= Work order =
Would you return the entries exactly, with every line intact?

(Dataset records Opens)

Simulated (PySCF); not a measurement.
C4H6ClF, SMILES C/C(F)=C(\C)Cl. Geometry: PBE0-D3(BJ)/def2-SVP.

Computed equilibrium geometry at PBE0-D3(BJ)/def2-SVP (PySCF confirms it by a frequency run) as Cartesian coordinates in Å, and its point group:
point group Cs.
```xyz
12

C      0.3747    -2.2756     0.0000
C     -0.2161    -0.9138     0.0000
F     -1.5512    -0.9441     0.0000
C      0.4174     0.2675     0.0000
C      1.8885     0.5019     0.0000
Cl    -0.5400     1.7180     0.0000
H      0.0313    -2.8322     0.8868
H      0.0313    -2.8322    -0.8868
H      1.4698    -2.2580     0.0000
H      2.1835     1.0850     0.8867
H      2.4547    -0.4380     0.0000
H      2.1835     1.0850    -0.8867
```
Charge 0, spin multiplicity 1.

(Dataset records Closes)

= Answer box =
Simulated (PySCF); not a measurement.
C4H6ClF, SMILES C/C(F)=C(\C)Cl. Geometry: PBE0-D3(BJ)/def2-SVP.

Computed equilibrium geometry at PBE0-D3(BJ)/def2-SVP (PySCF confirms it by a frequency run) as Cartesian coordinates in Å, and its point group:
point group Cs.
```xyz
12

C      0.3747    -2.2756     0.0000
C     -0.2161    -0.9138     0.0000
F     -1.5512    -0.9441     0.0000
C      0.4174     0.2675     0.0000
C      1.8885     0.5019     0.0000
Cl    -0.5400     1.7180     0.0000
H      0.0313    -2.8322     0.8868
H      0.0313    -2.8322    -0.8868
H      1.4698    -2.2580     0.0000
H      2.1835     1.0850     0.8867
H      2.4547    -0.4380     0.0000
H      2.1835     1.0850    -0.8867
```
Charge 0, spin multiplicity 1.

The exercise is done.